• EXERCISE: Write out all entries word for word.

─── DATA EXTRACTS ───

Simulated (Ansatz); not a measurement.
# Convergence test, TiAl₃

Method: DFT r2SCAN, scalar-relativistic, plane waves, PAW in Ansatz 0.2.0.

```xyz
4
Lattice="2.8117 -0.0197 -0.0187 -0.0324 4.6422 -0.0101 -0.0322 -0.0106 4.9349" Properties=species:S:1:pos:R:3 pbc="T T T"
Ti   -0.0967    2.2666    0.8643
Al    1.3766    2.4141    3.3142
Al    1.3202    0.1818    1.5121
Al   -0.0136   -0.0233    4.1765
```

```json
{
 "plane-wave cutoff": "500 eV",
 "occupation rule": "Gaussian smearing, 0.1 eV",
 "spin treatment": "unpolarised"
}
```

───

• EXERCISE RESPONSE:
Simulated (Ansatz); not a measurement.
# Convergence test, TiAl₃

Method: DFT r2SCAN, scalar-relativistic, plane waves, PAW in Ansatz 0.2.0.

```xyz
4
Lattice="2.8117 -0.0197 -0.0187 -0.0324 4.6422 -0.0101 -0.0322 -0.0106 4.9349" Properties=species:S:1:pos:R:3 pbc="T T T"
Ti   -0.0967    2.2666    0.8643
Al    1.3766    2.4141    3.3142
Al    1.3202    0.1818    1.5121
Al   -0.0136   -0.0233    4.1765
```

```json
{
 "plane-wave cutoff": "500 eV",
 "occupation rule": "Gaussian smearing, 0.1 eV",
 "spin treatment": "unpolarised"
}
```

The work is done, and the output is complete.